*Information*.
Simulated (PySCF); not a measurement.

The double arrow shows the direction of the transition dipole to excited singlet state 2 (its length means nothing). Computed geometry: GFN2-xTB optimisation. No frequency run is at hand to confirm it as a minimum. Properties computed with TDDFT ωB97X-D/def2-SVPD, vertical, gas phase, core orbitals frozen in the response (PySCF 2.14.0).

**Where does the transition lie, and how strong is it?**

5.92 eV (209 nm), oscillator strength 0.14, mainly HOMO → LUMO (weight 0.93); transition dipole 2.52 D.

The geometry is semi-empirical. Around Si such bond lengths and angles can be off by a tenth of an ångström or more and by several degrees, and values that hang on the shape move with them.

*Work task*.
Reproduce exactly the lines of the records above from the one with "The double arrow" to the one with "5.92 eV (209", both included, and leave out everything else.

*Task output*.
The double arrow shows the direction of the transition dipole to excited singlet state 2 (its length means nothing). Computed geometry: GFN2-xTB optimisation. No frequency run is at hand to confirm it as a minimum. Properties computed with TDDFT ωB97X-D/def2-SVPD, vertical, gas phase, core orbitals frozen in the response (PySCF 2.14.0).

**Where does the transition lie, and how strong is it?**

5.92 eV (209 nm), oscillator strength 0.14, mainly HOMO → LUMO (weight 0.93); transition dipole 2.52 D.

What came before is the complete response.